EXTRACTED ENTRIES
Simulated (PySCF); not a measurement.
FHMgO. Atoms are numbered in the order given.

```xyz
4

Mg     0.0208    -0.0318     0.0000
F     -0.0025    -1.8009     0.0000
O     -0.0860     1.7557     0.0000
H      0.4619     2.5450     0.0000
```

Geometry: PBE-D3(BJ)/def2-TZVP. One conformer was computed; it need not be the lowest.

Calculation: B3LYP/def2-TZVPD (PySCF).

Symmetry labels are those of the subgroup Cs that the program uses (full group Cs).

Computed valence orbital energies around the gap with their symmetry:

WORK ITEM
Transcribe the listing above exactly, including every line.

WRITTEN REPLY
Simulated (PySCF); not a measurement.
FHMgO. Atoms are numbered in the order given.

```xyz
4

Mg     0.0208    -0.0318     0.0000
F     -0.0025    -1.8009     0.0000
O     -0.0860     1.7557     0.0000
H      0.4619     2.5450     0.0000
```

Geometry: PBE-D3(BJ)/def2-TZVP. One conformer was computed; it need not be the lowest.

Calculation: B3LYP/def2-TZVPD (PySCF).

Symmetry labels are those of the subgroup Cs that the program uses (full group Cs).

Computed valence orbital energies around the gap with their symmetry:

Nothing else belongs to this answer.